Dataset:
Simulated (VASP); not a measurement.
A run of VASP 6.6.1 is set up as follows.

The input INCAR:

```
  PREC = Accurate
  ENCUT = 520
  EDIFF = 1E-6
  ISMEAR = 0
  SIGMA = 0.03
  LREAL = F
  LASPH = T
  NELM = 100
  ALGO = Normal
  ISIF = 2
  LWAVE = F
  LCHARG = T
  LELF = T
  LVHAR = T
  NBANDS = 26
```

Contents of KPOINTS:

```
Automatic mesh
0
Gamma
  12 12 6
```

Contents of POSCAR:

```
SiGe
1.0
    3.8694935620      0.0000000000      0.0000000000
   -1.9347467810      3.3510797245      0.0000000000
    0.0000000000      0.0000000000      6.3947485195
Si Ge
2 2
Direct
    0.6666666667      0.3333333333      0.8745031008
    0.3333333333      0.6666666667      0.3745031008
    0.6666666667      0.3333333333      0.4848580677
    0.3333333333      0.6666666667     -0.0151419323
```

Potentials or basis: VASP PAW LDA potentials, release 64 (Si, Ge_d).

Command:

Activity: The listing above has to be written out again in full, exactly as shown.

Answer space:
Simulated (VASP); not a measurement.
A run of VASP 6.6.1 is set up as follows.

The input INCAR:

```
  PREC = Accurate
  ENCUT = 520
  EDIFF = 1E-6
  ISMEAR = 0
  SIGMA = 0.03
  LREAL = F
  LASPH = T
  NELM = 100
  ALGO = Normal
  ISIF = 2
  LWAVE = F
  LCHARG = T
  LELF = T
  LVHAR = T
  NBANDS = 26
```

Contents of KPOINTS:

```
Automatic mesh
0
Gamma
  12 12 6
```

Contents of POSCAR:

```
SiGe
1.0
    3.8694935620      0.0000000000      0.0000000000
   -1.9347467810      3.3510797245      0.0000000000
    0.0000000000      0.0000000000      6.3947485195
Si Ge
2 2
Direct
    0.6666666667      0.3333333333      0.8745031008
    0.3333333333      0.6666666667      0.3745031008
    0.6666666667      0.3333333333      0.4848580677
    0.3333333333      0.6666666667     -0.0151419323
```

Potentials or basis: VASP PAW LDA potentials, release 64 (Si, Ge_d).

Command:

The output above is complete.